◆ ◆ ◆ ◆ ◆
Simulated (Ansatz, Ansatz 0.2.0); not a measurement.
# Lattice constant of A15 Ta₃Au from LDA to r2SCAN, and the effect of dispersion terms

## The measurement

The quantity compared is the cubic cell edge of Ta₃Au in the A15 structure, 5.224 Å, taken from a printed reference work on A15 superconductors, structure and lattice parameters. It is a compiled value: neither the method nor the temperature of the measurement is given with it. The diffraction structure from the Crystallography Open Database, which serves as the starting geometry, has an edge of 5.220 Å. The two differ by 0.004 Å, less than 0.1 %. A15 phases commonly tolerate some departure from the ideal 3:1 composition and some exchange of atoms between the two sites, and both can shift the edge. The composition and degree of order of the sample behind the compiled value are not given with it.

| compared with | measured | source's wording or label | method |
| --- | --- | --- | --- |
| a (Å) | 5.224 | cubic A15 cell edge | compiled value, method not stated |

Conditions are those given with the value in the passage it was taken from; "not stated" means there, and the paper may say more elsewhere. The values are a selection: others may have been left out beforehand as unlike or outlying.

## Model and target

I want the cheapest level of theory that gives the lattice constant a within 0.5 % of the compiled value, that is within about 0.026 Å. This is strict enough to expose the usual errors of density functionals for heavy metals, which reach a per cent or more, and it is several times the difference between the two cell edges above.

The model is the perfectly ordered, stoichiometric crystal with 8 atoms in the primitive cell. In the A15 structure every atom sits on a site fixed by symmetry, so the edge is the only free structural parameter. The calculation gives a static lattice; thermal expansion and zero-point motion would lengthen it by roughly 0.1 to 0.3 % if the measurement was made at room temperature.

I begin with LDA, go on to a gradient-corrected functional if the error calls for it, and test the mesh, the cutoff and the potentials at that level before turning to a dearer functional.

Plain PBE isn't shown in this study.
◆ ◆ ◆ ◆ ◆

An exact copy of the lines above, from the one containing "not stated |" down to the one containing "## Model and target" and including both, is the whole answer; retype it and nothing else.

■ Written reply ■
| a (Å) | 5.224 | cubic A15 cell edge | compiled value, method not stated |

Conditions are those given with the value in the passage it was taken from; "not stated" means there, and the paper may say more elsewhere. The values are a selection: others may have been left out beforehand as unlike or outlying.

## Model and target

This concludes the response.